◆ Work item: Quote verbatim the span of lines that begins the listing below and closes with the line containing "- steps asked: 360".

★ ★ ★ ★ ★
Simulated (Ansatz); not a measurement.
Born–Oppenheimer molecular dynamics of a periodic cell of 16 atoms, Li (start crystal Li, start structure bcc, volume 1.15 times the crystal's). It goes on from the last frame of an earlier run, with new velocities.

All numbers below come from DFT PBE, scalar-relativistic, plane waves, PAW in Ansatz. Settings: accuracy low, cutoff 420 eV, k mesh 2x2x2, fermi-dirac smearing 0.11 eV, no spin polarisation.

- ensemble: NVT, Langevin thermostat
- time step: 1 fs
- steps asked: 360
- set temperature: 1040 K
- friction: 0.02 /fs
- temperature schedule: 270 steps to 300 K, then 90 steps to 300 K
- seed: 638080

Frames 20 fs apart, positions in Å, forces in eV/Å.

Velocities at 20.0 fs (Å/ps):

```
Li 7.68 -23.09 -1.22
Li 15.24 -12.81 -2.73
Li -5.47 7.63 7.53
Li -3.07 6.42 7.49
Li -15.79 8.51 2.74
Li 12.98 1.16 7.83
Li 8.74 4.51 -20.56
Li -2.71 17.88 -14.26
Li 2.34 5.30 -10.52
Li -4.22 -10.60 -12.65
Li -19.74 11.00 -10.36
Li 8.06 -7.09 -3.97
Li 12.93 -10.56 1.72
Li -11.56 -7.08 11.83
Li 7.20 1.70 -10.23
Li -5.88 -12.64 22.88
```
★ ★ ★ ★ ★

◆ Exercise result:
Simulated (Ansatz); not a measurement.
Born–Oppenheimer molecular dynamics of a periodic cell of 16 atoms, Li (start crystal Li, start structure bcc, volume 1.15 times the crystal's). It goes on from the last frame of an earlier run, with new velocities.

All numbers below come from DFT PBE, scalar-relativistic, plane waves, PAW in Ansatz. Settings: accuracy low, cutoff 420 eV, k mesh 2x2x2, fermi-dirac smearing 0.11 eV, no spin polarisation.

- ensemble: NVT, Langevin thermostat
- time step: 1 fs
- steps asked: 360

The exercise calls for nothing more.